#### BRIEF
Starting at the top of the records, output every line through the one that contains "HOMO–LUMO gap of", keeping each exactly as it appears.

#### SOURCE INFORMATION
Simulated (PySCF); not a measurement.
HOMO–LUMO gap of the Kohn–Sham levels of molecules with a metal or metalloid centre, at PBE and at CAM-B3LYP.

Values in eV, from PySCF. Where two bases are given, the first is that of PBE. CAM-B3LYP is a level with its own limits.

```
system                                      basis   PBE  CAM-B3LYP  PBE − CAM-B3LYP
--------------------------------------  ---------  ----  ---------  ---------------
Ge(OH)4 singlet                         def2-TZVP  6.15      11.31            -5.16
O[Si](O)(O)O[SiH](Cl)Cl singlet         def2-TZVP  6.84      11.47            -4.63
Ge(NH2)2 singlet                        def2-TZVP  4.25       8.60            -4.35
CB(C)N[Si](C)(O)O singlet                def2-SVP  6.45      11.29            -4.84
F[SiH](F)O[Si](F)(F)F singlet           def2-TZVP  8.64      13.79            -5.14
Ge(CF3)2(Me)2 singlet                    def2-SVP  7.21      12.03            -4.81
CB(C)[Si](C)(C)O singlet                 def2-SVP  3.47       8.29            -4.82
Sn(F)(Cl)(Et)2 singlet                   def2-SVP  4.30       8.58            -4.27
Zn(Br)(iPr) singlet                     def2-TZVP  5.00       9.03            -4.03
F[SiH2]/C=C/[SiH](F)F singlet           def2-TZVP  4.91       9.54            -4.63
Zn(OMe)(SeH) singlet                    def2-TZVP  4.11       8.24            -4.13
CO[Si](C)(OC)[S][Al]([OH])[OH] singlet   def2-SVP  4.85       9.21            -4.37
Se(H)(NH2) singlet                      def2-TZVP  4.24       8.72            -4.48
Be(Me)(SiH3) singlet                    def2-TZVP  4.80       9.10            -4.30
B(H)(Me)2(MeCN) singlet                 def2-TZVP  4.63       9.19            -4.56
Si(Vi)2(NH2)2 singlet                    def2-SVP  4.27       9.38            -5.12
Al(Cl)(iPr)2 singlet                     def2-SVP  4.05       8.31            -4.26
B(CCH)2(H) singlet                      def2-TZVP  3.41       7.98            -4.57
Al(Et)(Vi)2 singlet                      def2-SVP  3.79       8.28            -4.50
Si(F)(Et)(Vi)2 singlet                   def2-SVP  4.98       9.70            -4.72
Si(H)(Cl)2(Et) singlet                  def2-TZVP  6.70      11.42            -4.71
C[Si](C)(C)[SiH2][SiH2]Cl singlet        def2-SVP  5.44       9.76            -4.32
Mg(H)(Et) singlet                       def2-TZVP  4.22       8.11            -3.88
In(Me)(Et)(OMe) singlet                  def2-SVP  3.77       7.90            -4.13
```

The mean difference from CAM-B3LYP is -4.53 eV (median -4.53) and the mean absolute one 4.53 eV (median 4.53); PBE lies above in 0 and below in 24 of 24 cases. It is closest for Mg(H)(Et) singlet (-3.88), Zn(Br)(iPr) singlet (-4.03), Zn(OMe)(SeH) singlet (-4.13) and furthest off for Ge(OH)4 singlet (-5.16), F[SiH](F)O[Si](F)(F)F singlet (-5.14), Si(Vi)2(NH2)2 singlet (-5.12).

#### TASK RESPONSE
Simulated (PySCF); not a measurement.
HOMO–LUMO gap of the Kohn–Sham levels of molecules with a metal or metalloid centre, at PBE and at CAM-B3LYP.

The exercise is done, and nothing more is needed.